---- DATA EXTRACT

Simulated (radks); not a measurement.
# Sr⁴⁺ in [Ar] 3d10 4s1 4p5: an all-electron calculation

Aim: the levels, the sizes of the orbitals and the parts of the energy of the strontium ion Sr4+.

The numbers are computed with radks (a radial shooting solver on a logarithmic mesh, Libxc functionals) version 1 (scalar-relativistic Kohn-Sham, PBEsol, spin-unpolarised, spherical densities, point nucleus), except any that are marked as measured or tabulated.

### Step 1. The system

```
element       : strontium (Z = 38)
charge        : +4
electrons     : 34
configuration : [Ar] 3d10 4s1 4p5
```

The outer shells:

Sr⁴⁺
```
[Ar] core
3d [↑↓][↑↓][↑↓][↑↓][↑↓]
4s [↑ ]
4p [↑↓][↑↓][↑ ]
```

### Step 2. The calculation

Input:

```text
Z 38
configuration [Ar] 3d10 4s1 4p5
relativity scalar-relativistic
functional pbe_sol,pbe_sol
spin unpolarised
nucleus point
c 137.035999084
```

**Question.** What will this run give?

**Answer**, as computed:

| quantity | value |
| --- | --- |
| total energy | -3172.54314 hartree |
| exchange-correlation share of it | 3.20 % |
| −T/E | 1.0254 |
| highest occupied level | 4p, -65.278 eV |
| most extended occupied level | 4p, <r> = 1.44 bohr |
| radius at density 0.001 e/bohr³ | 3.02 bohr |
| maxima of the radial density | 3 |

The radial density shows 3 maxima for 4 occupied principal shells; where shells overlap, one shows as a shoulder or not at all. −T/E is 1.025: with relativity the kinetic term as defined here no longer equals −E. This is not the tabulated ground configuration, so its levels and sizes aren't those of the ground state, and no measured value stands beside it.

--------

Return all of the data precisely as it appears.

Simulated (radks); not a measurement.
# Sr⁴⁺ in [Ar] 3d10 4s1 4p5: an all-electron calculation

Aim: the levels, the sizes of the orbitals and the parts of the energy of the strontium ion Sr4+.

The numbers are computed with radks (a radial shooting solver on a logarithmic mesh, Libxc functionals) version 1 (scalar-relativistic Kohn-Sham, PBEsol, spin-unpolarised, spherical densities, point nucleus), except any that are marked as measured or tabulated.

### Step 1. The system

```
element       : strontium (Z = 38)
charge        : +4
electrons     : 34
configuration : [Ar] 3d10 4s1 4p5
```

The outer shells:

Sr⁴⁺
```
[Ar] core
3d [↑↓][↑↓][↑↓][↑↓][↑↓]
4s [↑ ]
4p [↑↓][↑↓][↑ ]
```

### Step 2. The calculation

Input:

```text
Z 38
configuration [Ar] 3d10 4s1 4p5
relativity scalar-relativistic
functional pbe_sol,pbe_sol
spin unpolarised
nucleus point
c 137.035999084
```

**Question.** What will this run give?

**Answer**, as computed:

| quantity | value |
| --- | --- |
| total energy | -3172.54314 hartree |
| exchange-correlation share of it | 3.20 % |
| −T/E | 1.0254 |
| highest occupied level | 4p, -65.278 eV |
| most extended occupied level | 4p, <r> = 1.44 bohr |
| radius at density 0.001 e/bohr³ | 3.02 bohr |
| maxima of the radial density | 3 |

The radial density shows 3 maxima for 4 occupied principal shells; where shells overlap, one shows as a shoulder or not at all. −T/E is 1.025: with relativity the kinetic term as defined here no longer equals −E. This is not the tabulated ground configuration, so its levels and sizes aren't those of the ground state, and no measured value stands beside it.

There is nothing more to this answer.